-----
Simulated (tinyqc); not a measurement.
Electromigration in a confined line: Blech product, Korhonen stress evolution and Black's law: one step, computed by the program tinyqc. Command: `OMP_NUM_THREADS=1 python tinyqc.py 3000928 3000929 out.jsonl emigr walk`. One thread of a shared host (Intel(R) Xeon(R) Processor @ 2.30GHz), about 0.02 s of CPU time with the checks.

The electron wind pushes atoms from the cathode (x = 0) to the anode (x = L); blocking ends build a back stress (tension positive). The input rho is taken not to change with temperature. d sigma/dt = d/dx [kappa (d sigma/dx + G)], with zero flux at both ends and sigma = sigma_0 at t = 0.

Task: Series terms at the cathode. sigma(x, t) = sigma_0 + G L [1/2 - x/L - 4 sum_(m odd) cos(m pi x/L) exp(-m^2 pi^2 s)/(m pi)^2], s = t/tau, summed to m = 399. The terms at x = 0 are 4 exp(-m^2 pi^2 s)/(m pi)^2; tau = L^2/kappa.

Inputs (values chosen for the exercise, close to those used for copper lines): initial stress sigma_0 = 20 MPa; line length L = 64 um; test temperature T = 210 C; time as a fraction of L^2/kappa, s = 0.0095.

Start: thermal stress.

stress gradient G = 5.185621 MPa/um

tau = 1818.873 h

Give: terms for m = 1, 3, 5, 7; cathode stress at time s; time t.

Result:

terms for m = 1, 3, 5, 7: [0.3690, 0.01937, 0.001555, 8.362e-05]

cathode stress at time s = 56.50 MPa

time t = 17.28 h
-----

• **WORK ITEM**
In the data above, retype exactly and only the lines between the one holding "The electron wind" and the one holding "cathode stress at time s = 56.50 MPa", inclusive.

• **SOLUTION**
The electron wind pushes atoms from the cathode (x = 0) to the anode (x = L); blocking ends build a back stress (tension positive). The input rho is taken not to change with temperature. d sigma/dt = d/dx [kappa (d sigma/dx + G)], with zero flux at both ends and sigma = sigma_0 at t = 0.

Task: Series terms at the cathode. sigma(x, t) = sigma_0 + G L [1/2 - x/L - 4 sum_(m odd) cos(m pi x/L) exp(-m^2 pi^2 s)/(m pi)^2], s = t/tau, summed to m = 399. The terms at x = 0 are 4 exp(-m^2 pi^2 s)/(m pi)^2; tau = L^2/kappa.

Inputs (values chosen for the exercise, close to those used for copper lines): initial stress sigma_0 = 20 MPa; line length L = 64 um; test temperature T = 210 C; time as a fraction of L^2/kappa, s = 0.0095.

Start: thermal stress.

stress gradient G = 5.185621 MPa/um

tau = 1818.873 h

Give: terms for m = 1, 3, 5, 7; cathode stress at time s; time t.

Result:

terms for m = 1, 3, 5, 7: [0.3690, 0.01937, 0.001555, 8.362e-05]

cathode stress at time s = 56.50 MPa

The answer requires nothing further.